### TASK ITEM
Begin with the first line of the entries below and reproduce each line exactly, ending with the line that holds "Lattice parameters: a".

### DATA FOR ANALYSIS
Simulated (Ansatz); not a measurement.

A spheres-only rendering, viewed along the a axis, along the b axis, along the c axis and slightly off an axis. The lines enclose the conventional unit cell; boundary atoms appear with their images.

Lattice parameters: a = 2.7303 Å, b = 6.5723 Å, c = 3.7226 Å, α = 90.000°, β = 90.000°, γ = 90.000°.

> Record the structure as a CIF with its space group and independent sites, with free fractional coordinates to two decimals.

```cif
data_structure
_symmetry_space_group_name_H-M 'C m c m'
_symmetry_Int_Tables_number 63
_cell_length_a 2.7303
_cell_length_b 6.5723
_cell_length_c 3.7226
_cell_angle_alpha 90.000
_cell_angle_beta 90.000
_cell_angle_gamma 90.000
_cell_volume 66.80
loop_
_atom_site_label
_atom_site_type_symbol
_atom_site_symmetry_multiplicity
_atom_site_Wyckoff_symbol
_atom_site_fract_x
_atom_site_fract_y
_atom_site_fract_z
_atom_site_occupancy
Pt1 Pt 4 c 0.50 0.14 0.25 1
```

### WRITTEN SOLUTION
Simulated (Ansatz); not a measurement.

A spheres-only rendering, viewed along the a axis, along the b axis, along the c axis and slightly off an axis. The lines enclose the conventional unit cell; boundary atoms appear with their images.

Lattice parameters: a = 2.7303 Å, b = 6.5723 Å, c = 3.7226 Å, α = 90.000°, β = 90.000°, γ = 90.000°.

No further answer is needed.